◆ Material shown
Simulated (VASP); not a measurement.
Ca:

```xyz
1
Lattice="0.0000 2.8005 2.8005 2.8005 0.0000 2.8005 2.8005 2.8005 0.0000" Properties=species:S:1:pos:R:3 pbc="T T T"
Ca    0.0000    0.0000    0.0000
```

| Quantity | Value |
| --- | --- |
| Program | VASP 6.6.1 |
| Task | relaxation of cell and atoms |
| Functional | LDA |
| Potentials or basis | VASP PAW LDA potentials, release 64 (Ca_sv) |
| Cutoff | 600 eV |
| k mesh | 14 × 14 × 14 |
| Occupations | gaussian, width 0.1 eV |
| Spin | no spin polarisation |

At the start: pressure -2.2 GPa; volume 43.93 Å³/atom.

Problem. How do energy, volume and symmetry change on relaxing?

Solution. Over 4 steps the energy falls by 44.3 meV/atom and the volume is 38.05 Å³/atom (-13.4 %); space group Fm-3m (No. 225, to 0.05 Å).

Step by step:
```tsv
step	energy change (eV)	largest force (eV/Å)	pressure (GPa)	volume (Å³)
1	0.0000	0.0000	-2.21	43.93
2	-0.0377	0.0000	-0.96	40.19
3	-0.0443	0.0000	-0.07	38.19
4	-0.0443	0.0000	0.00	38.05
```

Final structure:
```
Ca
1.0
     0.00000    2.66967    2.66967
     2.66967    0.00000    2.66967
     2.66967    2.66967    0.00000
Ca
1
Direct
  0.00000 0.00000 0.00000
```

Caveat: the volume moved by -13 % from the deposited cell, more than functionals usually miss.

◆ Brief
Retype every line of the material above without altering anything.

◆ Response area
Simulated (VASP); not a measurement.
Ca:

```xyz
1
Lattice="0.0000 2.8005 2.8005 2.8005 0.0000 2.8005 2.8005 2.8005 0.0000" Properties=species:S:1:pos:R:3 pbc="T T T"
Ca    0.0000    0.0000    0.0000
```

| Quantity | Value |
| --- | --- |
| Program | VASP 6.6.1 |
| Task | relaxation of cell and atoms |
| Functional | LDA |
| Potentials or basis | VASP PAW LDA potentials, release 64 (Ca_sv) |
| Cutoff | 600 eV |
| k mesh | 14 × 14 × 14 |
| Occupations | gaussian, width 0.1 eV |
| Spin | no spin polarisation |

At the start: pressure -2.2 GPa; volume 43.93 Å³/atom.

Problem. How do energy, volume and symmetry change on relaxing?

Solution. Over 4 steps the energy falls by 44.3 meV/atom and the volume is 38.05 Å³/atom (-13.4 %); space group Fm-3m (No. 225, to 0.05 Å).

Step by step:
```tsv
step	energy change (eV)	largest force (eV/Å)	pressure (GPa)	volume (Å³)
1	0.0000	0.0000	-2.21	43.93
2	-0.0377	0.0000	-0.96	40.19
3	-0.0443	0.0000	-0.07	38.19
4	-0.0443	0.0000	0.00	38.05
```

Final structure:
```
Ca
1.0
     0.00000    2.66967    2.66967
     2.66967    0.00000    2.66967
     2.66967    2.66967    0.00000
Ca
1
Direct
  0.00000 0.00000 0.00000
```

Caveat: the volume moved by -13 % from the deposited cell, more than functionals usually miss.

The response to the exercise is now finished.